Data listing:
###
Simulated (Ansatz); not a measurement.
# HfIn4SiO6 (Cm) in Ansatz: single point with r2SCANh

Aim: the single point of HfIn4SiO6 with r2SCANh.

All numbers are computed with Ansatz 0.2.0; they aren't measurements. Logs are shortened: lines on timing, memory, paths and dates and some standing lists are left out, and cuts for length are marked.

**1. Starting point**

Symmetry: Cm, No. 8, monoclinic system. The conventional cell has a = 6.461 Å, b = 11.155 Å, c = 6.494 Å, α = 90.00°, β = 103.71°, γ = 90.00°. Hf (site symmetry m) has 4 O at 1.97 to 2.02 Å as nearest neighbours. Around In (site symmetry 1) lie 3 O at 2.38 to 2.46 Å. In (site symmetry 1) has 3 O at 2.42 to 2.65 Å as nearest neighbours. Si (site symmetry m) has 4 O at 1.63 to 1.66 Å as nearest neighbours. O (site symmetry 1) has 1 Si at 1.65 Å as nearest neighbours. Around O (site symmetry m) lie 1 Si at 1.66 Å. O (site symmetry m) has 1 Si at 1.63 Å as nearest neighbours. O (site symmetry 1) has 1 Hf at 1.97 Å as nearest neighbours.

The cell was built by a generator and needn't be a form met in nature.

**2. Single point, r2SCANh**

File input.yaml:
###

Quote the data above verbatim from its first line to the line that includes "Single point, r2SCANh**", with both boundary lines retained.

Simulated (Ansatz); not a measurement.
# HfIn4SiO6 (Cm) in Ansatz: single point with r2SCANh

Aim: the single point of HfIn4SiO6 with r2SCANh.

All numbers are computed with Ansatz 0.2.0; they aren't measurements. Logs are shortened: lines on timing, memory, paths and dates and some standing lists are left out, and cuts for length are marked.

**1. Starting point**

Symmetry: Cm, No. 8, monoclinic system. The conventional cell has a = 6.461 Å, b = 11.155 Å, c = 6.494 Å, α = 90.00°, β = 103.71°, γ = 90.00°. Hf (site symmetry m) has 4 O at 1.97 to 2.02 Å as nearest neighbours. Around In (site symmetry 1) lie 3 O at 2.38 to 2.46 Å. In (site symmetry 1) has 3 O at 2.42 to 2.65 Å as nearest neighbours. Si (site symmetry m) has 4 O at 1.63 to 1.66 Å as nearest neighbours. O (site symmetry 1) has 1 Si at 1.65 Å as nearest neighbours. Around O (site symmetry m) lie 1 Si at 1.66 Å. O (site symmetry m) has 1 Si at 1.63 Å as nearest neighbours. O (site symmetry 1) has 1 Hf at 1.97 Å as nearest neighbours.

The cell was built by a generator and needn't be a form met in nature.

**2. Single point, r2SCANh**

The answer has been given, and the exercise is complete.